> _Records provided_:
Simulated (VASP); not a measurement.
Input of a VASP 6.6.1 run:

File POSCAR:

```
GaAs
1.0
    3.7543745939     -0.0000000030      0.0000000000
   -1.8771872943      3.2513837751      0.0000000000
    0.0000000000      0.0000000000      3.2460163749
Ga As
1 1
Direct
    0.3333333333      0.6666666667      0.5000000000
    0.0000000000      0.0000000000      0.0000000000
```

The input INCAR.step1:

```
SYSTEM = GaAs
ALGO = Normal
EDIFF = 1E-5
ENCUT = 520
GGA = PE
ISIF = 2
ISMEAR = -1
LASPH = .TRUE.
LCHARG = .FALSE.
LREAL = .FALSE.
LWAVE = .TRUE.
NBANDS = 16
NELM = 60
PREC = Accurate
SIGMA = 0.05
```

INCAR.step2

> _Exercise_: Every line from above should appear again in the answer, exactly as written.

> _Task output_:
Simulated (VASP); not a measurement.
Input of a VASP 6.6.1 run:

File POSCAR:

```
GaAs
1.0
    3.7543745939     -0.0000000030      0.0000000000
   -1.8771872943      3.2513837751      0.0000000000
    0.0000000000      0.0000000000      3.2460163749
Ga As
1 1
Direct
    0.3333333333      0.6666666667      0.5000000000
    0.0000000000      0.0000000000      0.0000000000
```

The input INCAR.step1:

```
SYSTEM = GaAs
ALGO = Normal
EDIFF = 1E-5
ENCUT = 520
GGA = PE
ISIF = 2
ISMEAR = -1
LASPH = .TRUE.
LCHARG = .FALSE.
LREAL = .FALSE.
LWAVE = .TRUE.
NBANDS = 16
NELM = 60
PREC = Accurate
SIGMA = 0.05
```

INCAR.step2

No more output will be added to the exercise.